======
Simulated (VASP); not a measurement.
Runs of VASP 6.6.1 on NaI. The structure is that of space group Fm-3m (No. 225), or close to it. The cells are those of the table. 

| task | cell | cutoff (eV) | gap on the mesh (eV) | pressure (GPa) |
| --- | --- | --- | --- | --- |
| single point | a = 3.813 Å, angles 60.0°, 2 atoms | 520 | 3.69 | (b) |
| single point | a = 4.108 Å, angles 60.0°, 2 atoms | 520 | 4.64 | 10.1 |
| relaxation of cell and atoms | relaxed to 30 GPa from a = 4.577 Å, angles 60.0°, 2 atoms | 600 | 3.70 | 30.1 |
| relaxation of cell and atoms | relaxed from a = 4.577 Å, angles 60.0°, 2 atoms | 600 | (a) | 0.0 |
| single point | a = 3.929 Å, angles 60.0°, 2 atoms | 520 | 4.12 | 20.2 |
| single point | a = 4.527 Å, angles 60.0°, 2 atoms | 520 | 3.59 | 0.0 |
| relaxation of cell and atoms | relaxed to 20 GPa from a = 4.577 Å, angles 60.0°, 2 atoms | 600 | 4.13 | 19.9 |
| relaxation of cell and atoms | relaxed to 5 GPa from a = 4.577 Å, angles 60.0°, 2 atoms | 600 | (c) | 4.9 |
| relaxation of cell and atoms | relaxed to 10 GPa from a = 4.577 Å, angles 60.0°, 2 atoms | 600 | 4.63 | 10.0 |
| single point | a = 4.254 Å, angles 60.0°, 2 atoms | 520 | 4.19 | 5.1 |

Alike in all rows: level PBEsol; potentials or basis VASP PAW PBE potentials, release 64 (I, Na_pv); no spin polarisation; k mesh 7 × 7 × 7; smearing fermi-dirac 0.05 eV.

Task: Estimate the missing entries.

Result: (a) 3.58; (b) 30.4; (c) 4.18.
======

▶ WORK ORDER: Print exactly the lines from the beginning of the entries through the line with "4.64 | 10.1 |". Output nothing more.

▶ REPLY:
Simulated (VASP); not a measurement.
Runs of VASP 6.6.1 on NaI. The structure is that of space group Fm-3m (No. 225), or close to it. The cells are those of the table. 

| task | cell | cutoff (eV) | gap on the mesh (eV) | pressure (GPa) |
| --- | --- | --- | --- | --- |
| single point | a = 3.813 Å, angles 60.0°, 2 atoms | 520 | 3.69 | (b) |
| single point | a = 4.108 Å, angles 60.0°, 2 atoms | 520 | 4.64 | 10.1 |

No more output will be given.